-- RECORDED DATA follows --

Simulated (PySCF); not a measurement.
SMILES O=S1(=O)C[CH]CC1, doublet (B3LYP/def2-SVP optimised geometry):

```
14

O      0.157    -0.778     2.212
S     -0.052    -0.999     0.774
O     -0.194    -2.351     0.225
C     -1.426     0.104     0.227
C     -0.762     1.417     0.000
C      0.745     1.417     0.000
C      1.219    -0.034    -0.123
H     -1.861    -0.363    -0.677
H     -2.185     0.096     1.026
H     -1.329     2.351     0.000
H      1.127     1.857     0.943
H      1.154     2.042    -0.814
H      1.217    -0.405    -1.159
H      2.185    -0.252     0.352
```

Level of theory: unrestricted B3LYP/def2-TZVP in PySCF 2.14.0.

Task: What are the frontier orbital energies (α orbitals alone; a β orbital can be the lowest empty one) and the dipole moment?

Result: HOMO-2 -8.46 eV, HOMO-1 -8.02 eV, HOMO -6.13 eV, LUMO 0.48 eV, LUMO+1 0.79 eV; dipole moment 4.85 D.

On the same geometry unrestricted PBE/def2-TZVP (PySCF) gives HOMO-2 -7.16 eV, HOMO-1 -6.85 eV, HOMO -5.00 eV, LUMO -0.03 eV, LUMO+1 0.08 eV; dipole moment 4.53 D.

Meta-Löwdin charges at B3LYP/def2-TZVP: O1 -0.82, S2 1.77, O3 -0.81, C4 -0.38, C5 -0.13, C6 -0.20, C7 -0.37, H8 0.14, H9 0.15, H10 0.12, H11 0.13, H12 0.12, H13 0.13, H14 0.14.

-- RECORDED DATA concluded --

→ ASSIGNED TASK
Once you find the line with "Level of theory: unrestricted" in the entries above, output it and each line after it up to and including the line with "On the same", and nothing else.

→ REPLY
Level of theory: unrestricted B3LYP/def2-TZVP in PySCF 2.14.0.

Task: What are the frontier orbital energies (α orbitals alone; a β orbital can be the lowest empty one) and the dipole moment?

Result: HOMO-2 -8.46 eV, HOMO-1 -8.02 eV, HOMO -6.13 eV, LUMO 0.48 eV, LUMO+1 0.79 eV; dipole moment 4.85 D.

On the same geometry unrestricted PBE/def2-TZVP (PySCF) gives HOMO-2 -7.16 eV, HOMO-1 -6.85 eV, HOMO -5.00 eV, LUMO -0.03 eV, LUMO+1 0.08 eV; dipole moment 4.53 D.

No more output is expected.